== Segment start ==

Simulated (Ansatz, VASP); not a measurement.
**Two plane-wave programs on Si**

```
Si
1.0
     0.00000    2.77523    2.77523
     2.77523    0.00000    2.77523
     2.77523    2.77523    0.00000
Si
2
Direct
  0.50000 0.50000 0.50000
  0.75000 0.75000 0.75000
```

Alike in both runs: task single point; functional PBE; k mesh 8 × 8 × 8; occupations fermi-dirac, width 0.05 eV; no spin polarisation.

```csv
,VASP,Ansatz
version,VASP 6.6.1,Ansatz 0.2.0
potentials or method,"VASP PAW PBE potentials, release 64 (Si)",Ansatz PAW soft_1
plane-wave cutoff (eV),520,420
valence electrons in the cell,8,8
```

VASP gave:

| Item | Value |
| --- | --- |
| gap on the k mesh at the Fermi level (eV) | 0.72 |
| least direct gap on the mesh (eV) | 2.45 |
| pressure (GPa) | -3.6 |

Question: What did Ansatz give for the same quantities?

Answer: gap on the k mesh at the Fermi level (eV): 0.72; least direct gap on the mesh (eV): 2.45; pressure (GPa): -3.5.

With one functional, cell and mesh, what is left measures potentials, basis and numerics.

== Segment end ==

◆ WORK REQUEST
Repeat only the lines above, from the first line of the entries through the line that contains "Answer: gap on", including both ends.

◆ WORKED SOLUTION
Simulated (Ansatz, VASP); not a measurement.
**Two plane-wave programs on Si**

```
Si
1.0
     0.00000    2.77523    2.77523
     2.77523    0.00000    2.77523
     2.77523    2.77523    0.00000
Si
2
Direct
  0.50000 0.50000 0.50000
  0.75000 0.75000 0.75000
```

Alike in both runs: task single point; functional PBE; k mesh 8 × 8 × 8; occupations fermi-dirac, width 0.05 eV; no spin polarisation.

```csv
,VASP,Ansatz
version,VASP 6.6.1,Ansatz 0.2.0
potentials or method,"VASP PAW PBE potentials, release 64 (Si)",Ansatz PAW soft_1
plane-wave cutoff (eV),520,420
valence electrons in the cell,8,8
```

VASP gave:

| Item | Value |
| --- | --- |
| gap on the k mesh at the Fermi level (eV) | 0.72 |
| least direct gap on the mesh (eV) | 2.45 |
| pressure (GPa) | -3.6 |

Question: What did Ansatz give for the same quantities?

Answer: gap on the k mesh at the Fermi level (eV): 0.72; least direct gap on the mesh (eV): 2.45; pressure (GPa): -3.5.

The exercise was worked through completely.